[Action item] Set down exactly the lines below, starting at the one that contains "-0.681 | +0.642 | +0.156 | -0.027 |" and ending at the one that contains "Question: Which scheme", with both of those lines included and nothing else.

*** Supplied information ***
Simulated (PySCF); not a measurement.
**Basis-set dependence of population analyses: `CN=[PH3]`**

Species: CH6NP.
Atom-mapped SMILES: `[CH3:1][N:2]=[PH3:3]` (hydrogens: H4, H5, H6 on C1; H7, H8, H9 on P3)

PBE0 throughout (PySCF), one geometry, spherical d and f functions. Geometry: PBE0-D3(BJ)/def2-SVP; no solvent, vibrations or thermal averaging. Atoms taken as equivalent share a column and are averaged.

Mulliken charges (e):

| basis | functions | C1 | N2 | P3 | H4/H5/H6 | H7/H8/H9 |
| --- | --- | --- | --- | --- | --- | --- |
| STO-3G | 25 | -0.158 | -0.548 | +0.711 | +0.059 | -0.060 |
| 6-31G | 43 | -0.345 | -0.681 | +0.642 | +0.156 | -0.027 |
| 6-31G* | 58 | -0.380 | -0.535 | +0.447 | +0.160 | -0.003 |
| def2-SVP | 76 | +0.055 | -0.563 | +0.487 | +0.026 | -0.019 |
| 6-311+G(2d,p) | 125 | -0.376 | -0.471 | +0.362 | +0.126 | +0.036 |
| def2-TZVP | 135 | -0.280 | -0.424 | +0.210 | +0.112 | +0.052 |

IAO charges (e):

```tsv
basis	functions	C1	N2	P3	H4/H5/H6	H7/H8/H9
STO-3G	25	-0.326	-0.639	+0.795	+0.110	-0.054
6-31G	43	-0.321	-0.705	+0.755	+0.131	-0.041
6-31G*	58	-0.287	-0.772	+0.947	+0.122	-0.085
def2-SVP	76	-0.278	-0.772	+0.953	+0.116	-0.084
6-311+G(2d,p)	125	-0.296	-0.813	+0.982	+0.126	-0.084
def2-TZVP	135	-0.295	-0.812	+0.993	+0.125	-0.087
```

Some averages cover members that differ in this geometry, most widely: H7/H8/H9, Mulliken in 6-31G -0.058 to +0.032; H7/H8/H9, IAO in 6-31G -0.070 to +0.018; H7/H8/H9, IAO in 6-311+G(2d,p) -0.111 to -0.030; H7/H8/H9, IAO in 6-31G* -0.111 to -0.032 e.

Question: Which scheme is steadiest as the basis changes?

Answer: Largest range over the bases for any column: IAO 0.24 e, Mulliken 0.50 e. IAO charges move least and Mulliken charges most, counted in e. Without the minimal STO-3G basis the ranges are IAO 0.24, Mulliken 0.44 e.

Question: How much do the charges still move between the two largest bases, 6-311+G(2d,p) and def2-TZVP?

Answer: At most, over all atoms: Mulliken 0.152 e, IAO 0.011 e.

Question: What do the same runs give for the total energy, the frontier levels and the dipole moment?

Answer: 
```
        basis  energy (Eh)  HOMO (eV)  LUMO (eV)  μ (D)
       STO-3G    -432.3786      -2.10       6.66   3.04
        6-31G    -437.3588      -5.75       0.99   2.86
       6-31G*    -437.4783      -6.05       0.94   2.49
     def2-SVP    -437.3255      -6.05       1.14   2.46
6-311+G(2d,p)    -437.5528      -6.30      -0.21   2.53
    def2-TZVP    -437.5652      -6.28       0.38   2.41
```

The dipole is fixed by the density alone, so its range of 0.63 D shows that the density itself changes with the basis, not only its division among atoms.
*** End of Supplied information ***

[Problem solution]
| 6-31G | 43 | -0.345 | -0.681 | +0.642 | +0.156 | -0.027 |
| 6-31G* | 58 | -0.380 | -0.535 | +0.447 | +0.160 | -0.003 |
| def2-SVP | 76 | +0.055 | -0.563 | +0.487 | +0.026 | -0.019 |
| 6-311+G(2d,p) | 125 | -0.376 | -0.471 | +0.362 | +0.126 | +0.036 |
| def2-TZVP | 135 | -0.280 | -0.424 | +0.210 | +0.112 | +0.052 |

IAO charges (e):

```tsv
basis	functions	C1	N2	P3	H4/H5/H6	H7/H8/H9
STO-3G	25	-0.326	-0.639	+0.795	+0.110	-0.054
6-31G	43	-0.321	-0.705	+0.755	+0.131	-0.041
6-31G*	58	-0.287	-0.772	+0.947	+0.122	-0.085
def2-SVP	76	-0.278	-0.772	+0.953	+0.116	-0.084
6-311+G(2d,p)	125	-0.296	-0.813	+0.982	+0.126	-0.084
def2-TZVP	135	-0.295	-0.812	+0.993	+0.125	-0.087
```

Some averages cover members that differ in this geometry, most widely: H7/H8/H9, Mulliken in 6-31G -0.058 to +0.032; H7/H8/H9, IAO in 6-31G -0.070 to +0.018; H7/H8/H9, IAO in 6-311+G(2d,p) -0.111 to -0.030; H7/H8/H9, IAO in 6-31G* -0.111 to -0.032 e.

Question: Which scheme is steadiest as the basis changes?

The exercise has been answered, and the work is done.